-.-.-
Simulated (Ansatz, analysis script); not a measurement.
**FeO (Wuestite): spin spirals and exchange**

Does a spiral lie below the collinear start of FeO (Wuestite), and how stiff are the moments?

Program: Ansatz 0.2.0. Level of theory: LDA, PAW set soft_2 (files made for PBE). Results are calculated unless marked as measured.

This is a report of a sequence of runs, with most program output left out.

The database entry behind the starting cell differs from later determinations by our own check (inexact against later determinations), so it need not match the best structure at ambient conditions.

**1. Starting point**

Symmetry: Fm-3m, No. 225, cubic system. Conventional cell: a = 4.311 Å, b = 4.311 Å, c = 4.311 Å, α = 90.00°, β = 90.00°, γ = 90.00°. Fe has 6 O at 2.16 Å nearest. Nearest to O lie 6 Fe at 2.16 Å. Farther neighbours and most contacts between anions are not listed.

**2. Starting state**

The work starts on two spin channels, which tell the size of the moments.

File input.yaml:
-.-.-

**WORK INSTRUCTION:** Copy every record above exactly as it appears.

**TASK ANSWER:**
Simulated (Ansatz, analysis script); not a measurement.
**FeO (Wuestite): spin spirals and exchange**

Does a spiral lie below the collinear start of FeO (Wuestite), and how stiff are the moments?

Program: Ansatz 0.2.0. Level of theory: LDA, PAW set soft_2 (files made for PBE). Results are calculated unless marked as measured.

This is a report of a sequence of runs, with most program output left out.

The database entry behind the starting cell differs from later determinations by our own check (inexact against later determinations), so it need not match the best structure at ambient conditions.

**1. Starting point**

Symmetry: Fm-3m, No. 225, cubic system. Conventional cell: a = 4.311 Å, b = 4.311 Å, c = 4.311 Å, α = 90.00°, β = 90.00°, γ = 90.00°. Fe has 6 O at 2.16 Å nearest. Nearest to O lie 6 Fe at 2.16 Å. Farther neighbours and most contacts between anions are not listed.

**2. Starting state**

The work starts on two spin channels, which tell the size of the moments.

File input.yaml:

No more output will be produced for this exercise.